## Required action
Print the records again, matching each line exactly.

***

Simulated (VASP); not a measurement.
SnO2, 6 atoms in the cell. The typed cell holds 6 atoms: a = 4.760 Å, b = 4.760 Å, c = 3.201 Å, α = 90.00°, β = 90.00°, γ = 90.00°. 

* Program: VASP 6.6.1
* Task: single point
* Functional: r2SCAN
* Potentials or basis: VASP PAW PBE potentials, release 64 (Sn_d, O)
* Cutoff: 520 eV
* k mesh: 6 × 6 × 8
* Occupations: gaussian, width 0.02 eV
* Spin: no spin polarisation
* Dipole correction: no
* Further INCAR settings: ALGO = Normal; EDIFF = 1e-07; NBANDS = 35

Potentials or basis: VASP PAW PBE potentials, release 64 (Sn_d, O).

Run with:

***

## Problem solution
Simulated (VASP); not a measurement.
SnO2, 6 atoms in the cell. The typed cell holds 6 atoms: a = 4.760 Å, b = 4.760 Å, c = 3.201 Å, α = 90.00°, β = 90.00°, γ = 90.00°. 

* Program: VASP 6.6.1
* Task: single point
* Functional: r2SCAN
* Potentials or basis: VASP PAW PBE potentials, release 64 (Sn_d, O)
* Cutoff: 520 eV
* k mesh: 6 × 6 × 8
* Occupations: gaussian, width 0.02 eV
* Spin: no spin polarisation
* Dipole correction: no
* Further INCAR settings: ALGO = Normal; EDIFF = 1e-07; NBANDS = 35

Potentials or basis: VASP PAW PBE potentials, release 64 (Sn_d, O).

Run with:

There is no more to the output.